* **ACTION ITEM**
Reproduce the records word for word, from the first line to the line containing "- Dipole correction: no".

Start of Block
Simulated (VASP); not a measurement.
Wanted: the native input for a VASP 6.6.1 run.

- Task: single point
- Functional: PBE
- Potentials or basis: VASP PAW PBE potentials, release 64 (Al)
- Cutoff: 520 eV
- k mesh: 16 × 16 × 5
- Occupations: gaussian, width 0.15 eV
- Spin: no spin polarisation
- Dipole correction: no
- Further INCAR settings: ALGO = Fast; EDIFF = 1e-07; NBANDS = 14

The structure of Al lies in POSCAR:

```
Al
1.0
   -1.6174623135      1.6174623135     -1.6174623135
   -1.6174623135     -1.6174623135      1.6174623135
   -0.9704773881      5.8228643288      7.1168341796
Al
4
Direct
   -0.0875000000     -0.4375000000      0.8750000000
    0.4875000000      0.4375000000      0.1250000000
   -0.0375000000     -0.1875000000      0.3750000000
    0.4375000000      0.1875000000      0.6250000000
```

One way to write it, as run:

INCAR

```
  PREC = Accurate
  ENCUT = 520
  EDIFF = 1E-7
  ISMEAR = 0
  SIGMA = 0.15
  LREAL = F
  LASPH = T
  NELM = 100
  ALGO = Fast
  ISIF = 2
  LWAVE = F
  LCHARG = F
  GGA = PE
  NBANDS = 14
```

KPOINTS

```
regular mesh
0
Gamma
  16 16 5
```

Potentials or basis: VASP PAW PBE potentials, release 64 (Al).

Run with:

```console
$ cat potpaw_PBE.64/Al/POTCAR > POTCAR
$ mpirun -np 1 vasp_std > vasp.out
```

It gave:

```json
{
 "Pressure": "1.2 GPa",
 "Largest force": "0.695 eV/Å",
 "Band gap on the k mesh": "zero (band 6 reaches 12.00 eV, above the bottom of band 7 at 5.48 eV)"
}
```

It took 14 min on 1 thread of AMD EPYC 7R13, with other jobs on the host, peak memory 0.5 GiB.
End of Block

* **ANSWER SPACE**
Simulated (VASP); not a measurement.
Wanted: the native input for a VASP 6.6.1 run.

- Task: single point
- Functional: PBE
- Potentials or basis: VASP PAW PBE potentials, release 64 (Al)
- Cutoff: 520 eV
- k mesh: 16 × 16 × 5
- Occupations: gaussian, width 0.15 eV
- Spin: no spin polarisation
- Dipole correction: no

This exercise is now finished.